Could you repeat all of the entries below, character for character?

** Opening INPUT DATA block **
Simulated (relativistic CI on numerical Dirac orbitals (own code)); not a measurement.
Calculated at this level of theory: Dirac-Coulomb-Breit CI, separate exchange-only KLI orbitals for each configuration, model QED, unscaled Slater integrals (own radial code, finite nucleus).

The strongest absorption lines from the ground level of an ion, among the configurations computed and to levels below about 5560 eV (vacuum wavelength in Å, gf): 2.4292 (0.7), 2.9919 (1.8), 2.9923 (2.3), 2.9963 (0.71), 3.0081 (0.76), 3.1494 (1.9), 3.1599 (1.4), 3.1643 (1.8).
** Closing INPUT DATA block **

ANSWER SPACE:
Simulated (relativistic CI on numerical Dirac orbitals (own code)); not a measurement.
Calculated at this level of theory: Dirac-Coulomb-Breit CI, separate exchange-only KLI orbitals for each configuration, model QED, unscaled Slater integrals (own radial code, finite nucleus).

The strongest absorption lines from the ground level of an ion, among the configurations computed and to levels below about 5560 eV (vacuum wavelength in Å, gf): 2.4292 (0.7), 2.9919 (1.8), 2.9923 (2.3), 2.9963 (0.71), 3.0081 (0.76), 3.1494 (1.9), 3.1599 (1.4), 3.1643 (1.8).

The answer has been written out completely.